>>>

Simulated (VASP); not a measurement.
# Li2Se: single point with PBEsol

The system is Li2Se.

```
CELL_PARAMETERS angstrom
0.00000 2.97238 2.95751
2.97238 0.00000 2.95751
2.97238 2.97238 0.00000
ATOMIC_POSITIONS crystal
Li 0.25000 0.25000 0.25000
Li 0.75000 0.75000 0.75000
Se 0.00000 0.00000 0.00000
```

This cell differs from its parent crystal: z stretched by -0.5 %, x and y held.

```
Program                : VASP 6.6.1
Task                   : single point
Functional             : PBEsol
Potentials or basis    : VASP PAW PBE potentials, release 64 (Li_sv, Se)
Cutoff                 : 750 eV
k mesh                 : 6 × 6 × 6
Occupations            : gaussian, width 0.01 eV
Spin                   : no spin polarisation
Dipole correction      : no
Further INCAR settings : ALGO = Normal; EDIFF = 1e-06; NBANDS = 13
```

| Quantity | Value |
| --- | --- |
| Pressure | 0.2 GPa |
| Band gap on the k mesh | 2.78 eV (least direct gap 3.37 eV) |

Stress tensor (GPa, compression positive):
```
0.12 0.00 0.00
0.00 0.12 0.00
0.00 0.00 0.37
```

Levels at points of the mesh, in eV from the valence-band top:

<<<

| Required action |
Go through the records above and copy each one exactly.

| Exercise result |
Simulated (VASP); not a measurement.
# Li2Se: single point with PBEsol

The system is Li2Se.

```
CELL_PARAMETERS angstrom
0.00000 2.97238 2.95751
2.97238 0.00000 2.95751
2.97238 2.97238 0.00000
ATOMIC_POSITIONS crystal
Li 0.25000 0.25000 0.25000
Li 0.75000 0.75000 0.75000
Se 0.00000 0.00000 0.00000
```

This cell differs from its parent crystal: z stretched by -0.5 %, x and y held.

```
Program                : VASP 6.6.1
Task                   : single point
Functional             : PBEsol
Potentials or basis    : VASP PAW PBE potentials, release 64 (Li_sv, Se)
Cutoff                 : 750 eV
k mesh                 : 6 × 6 × 6
Occupations            : gaussian, width 0.01 eV
Spin                   : no spin polarisation
Dipole correction      : no
Further INCAR settings : ALGO = Normal; EDIFF = 1e-06; NBANDS = 13
```

| Quantity | Value |
| --- | --- |
| Pressure | 0.2 GPa |
| Band gap on the k mesh | 2.78 eV (least direct gap 3.37 eV) |

Stress tensor (GPa, compression positive):
```
0.12 0.00 0.00
0.00 0.12 0.00
0.00 0.00 0.37
```

Levels at points of the mesh, in eV from the valence-band top:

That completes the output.